*** Block opens ***

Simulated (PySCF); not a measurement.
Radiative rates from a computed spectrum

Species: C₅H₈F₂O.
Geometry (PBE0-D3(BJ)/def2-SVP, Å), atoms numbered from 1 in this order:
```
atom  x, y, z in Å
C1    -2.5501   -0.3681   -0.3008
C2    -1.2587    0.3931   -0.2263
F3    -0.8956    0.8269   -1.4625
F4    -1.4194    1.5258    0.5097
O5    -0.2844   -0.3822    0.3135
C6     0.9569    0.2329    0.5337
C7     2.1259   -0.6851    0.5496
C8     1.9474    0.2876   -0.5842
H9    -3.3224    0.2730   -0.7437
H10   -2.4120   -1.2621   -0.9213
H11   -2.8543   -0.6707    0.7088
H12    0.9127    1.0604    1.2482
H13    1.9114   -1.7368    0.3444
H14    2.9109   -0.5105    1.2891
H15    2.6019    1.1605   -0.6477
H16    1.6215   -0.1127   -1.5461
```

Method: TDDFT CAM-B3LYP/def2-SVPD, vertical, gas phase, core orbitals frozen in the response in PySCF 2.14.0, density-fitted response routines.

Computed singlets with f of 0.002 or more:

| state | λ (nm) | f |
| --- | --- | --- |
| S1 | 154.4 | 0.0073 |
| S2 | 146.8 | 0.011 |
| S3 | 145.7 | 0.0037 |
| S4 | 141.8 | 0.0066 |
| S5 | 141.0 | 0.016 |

*** Block closes ***

◆ Activity
Every entry should be printed again exactly as it stands.

◆ Exercise result
Simulated (PySCF); not a measurement.
Radiative rates from a computed spectrum

Species: C₅H₈F₂O.
Geometry (PBE0-D3(BJ)/def2-SVP, Å), atoms numbered from 1 in this order:
```
atom  x, y, z in Å
C1    -2.5501   -0.3681   -0.3008
C2    -1.2587    0.3931   -0.2263
F3    -0.8956    0.8269   -1.4625
F4    -1.4194    1.5258    0.5097
O5    -0.2844   -0.3822    0.3135
C6     0.9569    0.2329    0.5337
C7     2.1259   -0.6851    0.5496
C8     1.9474    0.2876   -0.5842
H9    -3.3224    0.2730   -0.7437
H10   -2.4120   -1.2621   -0.9213
H11   -2.8543   -0.6707    0.7088
H12    0.9127    1.0604    1.2482
H13    1.9114   -1.7368    0.3444
H14    2.9109   -0.5105    1.2891
H15    2.6019    1.1605   -0.6477
H16    1.6215   -0.1127   -1.5461
```

Method: TDDFT CAM-B3LYP/def2-SVPD, vertical, gas phase, core orbitals frozen in the response in PySCF 2.14.0, density-fitted response routines.

Computed singlets with f of 0.002 or more:

| state | λ (nm) | f |
| --- | --- | --- |
| S1 | 154.4 | 0.0073 |
| S2 | 146.8 | 0.011 |
| S3 | 145.7 | 0.0037 |
| S4 | 141.8 | 0.0066 |
| S5 | 141.0 | 0.016 |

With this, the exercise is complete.